Only the lines from the beginning of the data below through the line that contains "Gas-phase reaction: GaH₃ + F₂ → GaH + 2 HF" should be repeated, exactly as written.

- **DATA SUPPLIED**:
┌────────
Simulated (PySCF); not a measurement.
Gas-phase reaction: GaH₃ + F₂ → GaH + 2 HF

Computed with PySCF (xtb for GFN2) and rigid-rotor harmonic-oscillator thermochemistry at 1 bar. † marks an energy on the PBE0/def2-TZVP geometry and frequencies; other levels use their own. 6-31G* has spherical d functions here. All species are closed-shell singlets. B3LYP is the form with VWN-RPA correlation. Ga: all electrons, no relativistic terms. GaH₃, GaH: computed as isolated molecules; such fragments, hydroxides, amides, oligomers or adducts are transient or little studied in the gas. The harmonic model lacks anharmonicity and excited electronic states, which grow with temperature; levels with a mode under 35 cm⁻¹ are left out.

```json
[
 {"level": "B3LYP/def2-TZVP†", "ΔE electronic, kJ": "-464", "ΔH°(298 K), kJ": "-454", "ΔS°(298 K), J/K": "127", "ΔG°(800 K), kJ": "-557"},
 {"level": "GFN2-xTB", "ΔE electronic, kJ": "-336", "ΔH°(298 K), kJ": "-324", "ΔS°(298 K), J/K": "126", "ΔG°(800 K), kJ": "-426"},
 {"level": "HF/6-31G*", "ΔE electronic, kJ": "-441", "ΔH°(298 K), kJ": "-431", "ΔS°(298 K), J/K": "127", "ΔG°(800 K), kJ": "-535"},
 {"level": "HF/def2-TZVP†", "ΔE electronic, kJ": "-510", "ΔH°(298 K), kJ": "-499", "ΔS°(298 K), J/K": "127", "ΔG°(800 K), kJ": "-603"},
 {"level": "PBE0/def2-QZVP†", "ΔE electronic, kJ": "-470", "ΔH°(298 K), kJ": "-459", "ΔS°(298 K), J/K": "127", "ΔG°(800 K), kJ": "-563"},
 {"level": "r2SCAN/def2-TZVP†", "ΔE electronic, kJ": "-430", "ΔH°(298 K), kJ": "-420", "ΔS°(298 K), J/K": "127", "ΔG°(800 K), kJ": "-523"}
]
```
└────────

- **EXERCISE OUTPUT**:
Simulated (PySCF); not a measurement.
Gas-phase reaction: GaH₃ + F₂ → GaH + 2 HF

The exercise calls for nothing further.